For the records below, output each line exactly as it appears, from the first through the line with "The experiments to".

Provided information
[Start of section]

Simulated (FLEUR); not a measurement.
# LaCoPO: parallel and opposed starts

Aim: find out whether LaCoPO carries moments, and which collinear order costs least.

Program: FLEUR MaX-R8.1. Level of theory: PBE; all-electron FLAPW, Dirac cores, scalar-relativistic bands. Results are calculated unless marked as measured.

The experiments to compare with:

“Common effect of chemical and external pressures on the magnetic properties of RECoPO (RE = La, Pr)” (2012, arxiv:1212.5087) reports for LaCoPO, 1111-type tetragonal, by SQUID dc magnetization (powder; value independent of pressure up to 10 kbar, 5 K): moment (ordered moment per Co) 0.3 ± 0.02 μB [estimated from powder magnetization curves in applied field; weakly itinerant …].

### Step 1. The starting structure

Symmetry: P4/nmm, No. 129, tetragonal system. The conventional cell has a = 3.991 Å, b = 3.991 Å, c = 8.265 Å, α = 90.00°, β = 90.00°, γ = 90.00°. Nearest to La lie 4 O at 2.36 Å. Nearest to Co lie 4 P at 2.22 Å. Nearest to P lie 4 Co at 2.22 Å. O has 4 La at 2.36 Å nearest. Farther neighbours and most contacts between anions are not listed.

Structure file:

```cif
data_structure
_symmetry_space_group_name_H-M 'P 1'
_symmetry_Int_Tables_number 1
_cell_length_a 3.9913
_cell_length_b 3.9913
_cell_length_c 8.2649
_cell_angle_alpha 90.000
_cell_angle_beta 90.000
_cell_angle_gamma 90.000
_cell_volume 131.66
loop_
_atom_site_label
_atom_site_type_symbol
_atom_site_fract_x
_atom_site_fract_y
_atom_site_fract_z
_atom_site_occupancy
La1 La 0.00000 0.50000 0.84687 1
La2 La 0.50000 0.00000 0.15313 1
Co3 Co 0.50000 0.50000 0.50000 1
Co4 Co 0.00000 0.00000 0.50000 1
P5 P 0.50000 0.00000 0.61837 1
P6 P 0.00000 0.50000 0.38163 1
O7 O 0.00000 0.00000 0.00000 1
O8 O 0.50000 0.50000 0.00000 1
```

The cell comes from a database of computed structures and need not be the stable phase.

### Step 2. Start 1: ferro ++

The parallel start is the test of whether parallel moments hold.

[End of section]

Response box
Simulated (FLEUR); not a measurement.
# LaCoPO: parallel and opposed starts

Aim: find out whether LaCoPO carries moments, and which collinear order costs least.

Program: FLEUR MaX-R8.1. Level of theory: PBE; all-electron FLAPW, Dirac cores, scalar-relativistic bands. Results are calculated unless marked as measured.

The experiments to compare with:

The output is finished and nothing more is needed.